== WORK ORDER ==
All records are to be retyped faithfully and completely.

== INPUT DATA ==
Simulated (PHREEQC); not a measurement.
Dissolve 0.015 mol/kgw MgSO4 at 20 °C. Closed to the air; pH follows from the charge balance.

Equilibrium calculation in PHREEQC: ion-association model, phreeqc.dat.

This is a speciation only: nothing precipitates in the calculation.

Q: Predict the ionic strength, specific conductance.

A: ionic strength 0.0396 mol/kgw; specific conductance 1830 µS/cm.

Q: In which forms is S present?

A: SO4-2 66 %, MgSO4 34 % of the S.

== WORKED SOLUTION ==
Simulated (PHREEQC); not a measurement.
Dissolve 0.015 mol/kgw MgSO4 at 20 °C. Closed to the air; pH follows from the charge balance.

Equilibrium calculation in PHREEQC: ion-association model, phreeqc.dat.

This is a speciation only: nothing precipitates in the calculation.

Q: Predict the ionic strength, specific conductance.

A: ionic strength 0.0396 mol/kgw; specific conductance 1830 µS/cm.

Q: In which forms is S present?

A: SO4-2 66 %, MgSO4 34 % of the S.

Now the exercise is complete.